Activity: Your task is to repeat the entries exactly from their first line through the line with "Caveats: some runs", and to stop there.

Listed entries:
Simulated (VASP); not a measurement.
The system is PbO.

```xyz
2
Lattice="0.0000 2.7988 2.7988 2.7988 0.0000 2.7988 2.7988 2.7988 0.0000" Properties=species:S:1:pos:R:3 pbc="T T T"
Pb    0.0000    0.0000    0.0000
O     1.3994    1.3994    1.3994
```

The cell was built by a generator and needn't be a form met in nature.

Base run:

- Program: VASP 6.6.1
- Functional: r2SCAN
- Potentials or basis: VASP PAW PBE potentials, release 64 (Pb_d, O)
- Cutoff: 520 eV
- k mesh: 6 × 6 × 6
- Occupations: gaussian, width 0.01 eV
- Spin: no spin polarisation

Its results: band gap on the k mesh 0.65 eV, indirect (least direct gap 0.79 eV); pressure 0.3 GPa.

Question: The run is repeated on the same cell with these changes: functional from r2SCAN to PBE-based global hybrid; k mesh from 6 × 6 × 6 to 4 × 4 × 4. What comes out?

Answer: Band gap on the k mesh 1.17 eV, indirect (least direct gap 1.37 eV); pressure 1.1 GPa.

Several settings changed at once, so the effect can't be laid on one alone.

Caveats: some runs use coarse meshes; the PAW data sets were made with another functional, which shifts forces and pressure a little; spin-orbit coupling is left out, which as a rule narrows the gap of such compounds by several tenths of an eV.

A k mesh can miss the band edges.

Task output:
Simulated (VASP); not a measurement.
The system is PbO.

```xyz
2
Lattice="0.0000 2.7988 2.7988 2.7988 0.0000 2.7988 2.7988 2.7988 0.0000" Properties=species:S:1:pos:R:3 pbc="T T T"
Pb    0.0000    0.0000    0.0000
O     1.3994    1.3994    1.3994
```

The cell was built by a generator and needn't be a form met in nature.

Base run:

- Program: VASP 6.6.1
- Functional: r2SCAN
- Potentials or basis: VASP PAW PBE potentials, release 64 (Pb_d, O)
- Cutoff: 520 eV
- k mesh: 6 × 6 × 6
- Occupations: gaussian, width 0.01 eV
- Spin: no spin polarisation

Its results: band gap on the k mesh 0.65 eV, indirect (least direct gap 0.79 eV); pressure 0.3 GPa.

Question: The run is repeated on the same cell with these changes: functional from r2SCAN to PBE-based global hybrid; k mesh from 6 × 6 × 6 to 4 × 4 × 4. What comes out?

Answer: Band gap on the k mesh 1.17 eV, indirect (least direct gap 1.37 eV); pressure 1.1 GPa.

Several settings changed at once, so the effect can't be laid on one alone.

Caveats: some runs use coarse meshes; the PAW data sets were made with another functional, which shifts forces and pressure a little; spin-orbit coupling is left out, which as a rule narrows the gap of such compounds by several tenths of an eV.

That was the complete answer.